Required action
Using the listing below, retype exactly the lines starting at the one with "(C) pressure from 8.78 atm to 1.78 atm" and ending at the one with "(D) N2 1 to 7.6 parts", and include both.

● ● ●

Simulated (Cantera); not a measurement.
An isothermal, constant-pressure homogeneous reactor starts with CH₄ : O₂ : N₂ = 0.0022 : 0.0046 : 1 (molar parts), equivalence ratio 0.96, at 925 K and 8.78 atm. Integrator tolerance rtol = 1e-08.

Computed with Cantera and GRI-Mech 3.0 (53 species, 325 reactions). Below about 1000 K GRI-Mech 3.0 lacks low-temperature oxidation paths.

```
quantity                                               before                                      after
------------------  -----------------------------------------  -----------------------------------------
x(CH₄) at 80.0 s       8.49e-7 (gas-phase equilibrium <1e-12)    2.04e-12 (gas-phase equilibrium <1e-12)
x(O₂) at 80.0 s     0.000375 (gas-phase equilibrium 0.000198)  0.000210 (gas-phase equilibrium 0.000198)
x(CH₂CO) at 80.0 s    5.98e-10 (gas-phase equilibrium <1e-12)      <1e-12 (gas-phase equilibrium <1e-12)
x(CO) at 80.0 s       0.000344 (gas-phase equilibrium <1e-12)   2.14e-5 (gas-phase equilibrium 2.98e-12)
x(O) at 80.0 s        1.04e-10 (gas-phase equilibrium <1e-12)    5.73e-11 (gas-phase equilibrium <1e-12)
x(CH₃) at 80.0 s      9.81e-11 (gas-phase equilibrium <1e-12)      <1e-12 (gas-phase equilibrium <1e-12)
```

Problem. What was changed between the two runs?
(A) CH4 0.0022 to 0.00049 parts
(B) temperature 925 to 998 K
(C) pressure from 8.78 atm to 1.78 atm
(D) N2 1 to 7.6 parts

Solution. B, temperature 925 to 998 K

● ● ●

Solution
(C) pressure from 8.78 atm to 1.78 atm
(D) N2 1 to 7.6 parts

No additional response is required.